——————
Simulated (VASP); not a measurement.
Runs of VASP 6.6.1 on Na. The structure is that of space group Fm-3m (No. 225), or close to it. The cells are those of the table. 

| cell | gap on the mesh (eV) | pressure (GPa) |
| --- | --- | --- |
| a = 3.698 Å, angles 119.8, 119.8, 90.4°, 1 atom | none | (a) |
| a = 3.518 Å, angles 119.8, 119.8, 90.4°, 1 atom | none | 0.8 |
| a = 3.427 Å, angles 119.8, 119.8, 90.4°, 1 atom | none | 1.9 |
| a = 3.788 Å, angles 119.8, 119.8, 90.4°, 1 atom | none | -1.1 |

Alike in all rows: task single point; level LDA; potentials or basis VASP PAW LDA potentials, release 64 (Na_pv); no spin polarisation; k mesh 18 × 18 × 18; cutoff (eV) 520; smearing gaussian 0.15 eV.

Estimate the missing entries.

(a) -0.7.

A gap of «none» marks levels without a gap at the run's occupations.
——————

→ Brief
If a line falls between the first line of the data above and the line holding "none | (a) |", inclusive, retype it exactly; retype no other line.

→ Exercise result
Simulated (VASP); not a measurement.
Runs of VASP 6.6.1 on Na. The structure is that of space group Fm-3m (No. 225), or close to it. The cells are those of the table. 

| cell | gap on the mesh (eV) | pressure (GPa) |
| --- | --- | --- |
| a = 3.698 Å, angles 119.8, 119.8, 90.4°, 1 atom | none | (a) |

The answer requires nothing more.